▶ [Action item]: Below is some data; print it all back exactly.

##########

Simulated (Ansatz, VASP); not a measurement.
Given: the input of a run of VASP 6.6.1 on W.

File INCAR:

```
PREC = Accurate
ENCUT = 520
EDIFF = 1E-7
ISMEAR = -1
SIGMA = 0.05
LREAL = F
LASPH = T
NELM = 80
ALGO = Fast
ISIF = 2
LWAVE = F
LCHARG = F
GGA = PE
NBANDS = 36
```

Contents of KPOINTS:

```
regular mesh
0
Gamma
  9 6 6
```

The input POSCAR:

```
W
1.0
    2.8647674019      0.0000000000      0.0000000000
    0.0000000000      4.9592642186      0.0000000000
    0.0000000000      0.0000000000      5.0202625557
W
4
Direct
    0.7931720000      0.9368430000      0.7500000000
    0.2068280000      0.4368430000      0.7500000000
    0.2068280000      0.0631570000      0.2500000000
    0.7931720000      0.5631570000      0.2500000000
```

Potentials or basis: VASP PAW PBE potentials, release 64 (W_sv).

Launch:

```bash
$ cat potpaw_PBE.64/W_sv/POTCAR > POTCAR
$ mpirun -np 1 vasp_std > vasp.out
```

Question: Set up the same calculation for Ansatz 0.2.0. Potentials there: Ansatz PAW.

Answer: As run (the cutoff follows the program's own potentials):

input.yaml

##########

▶ [Exercise result]:
Simulated (Ansatz, VASP); not a measurement.
Given: the input of a run of VASP 6.6.1 on W.

File INCAR:

```
PREC = Accurate
ENCUT = 520
EDIFF = 1E-7
ISMEAR = -1
SIGMA = 0.05
LREAL = F
LASPH = T
NELM = 80
ALGO = Fast
ISIF = 2
LWAVE = F
LCHARG = F
GGA = PE
NBANDS = 36
```

Contents of KPOINTS:

```
regular mesh
0
Gamma
  9 6 6
```

The input POSCAR:

```
W
1.0
    2.8647674019      0.0000000000      0.0000000000
    0.0000000000      4.9592642186      0.0000000000
    0.0000000000      0.0000000000      5.0202625557
W
4
Direct
    0.7931720000      0.9368430000      0.7500000000
    0.2068280000      0.4368430000      0.7500000000
    0.2068280000      0.0631570000      0.2500000000
    0.7931720000      0.5631570000      0.2500000000
```

Potentials or basis: VASP PAW PBE potentials, release 64 (W_sv).

Launch:

```bash
$ cat potpaw_PBE.64/W_sv/POTCAR > POTCAR
$ mpirun -np 1 vasp_std > vasp.out
```

Question: Set up the same calculation for Ansatz 0.2.0. Potentials there: Ansatz PAW.

Answer: As run (the cutoff follows the program's own potentials):

input.yaml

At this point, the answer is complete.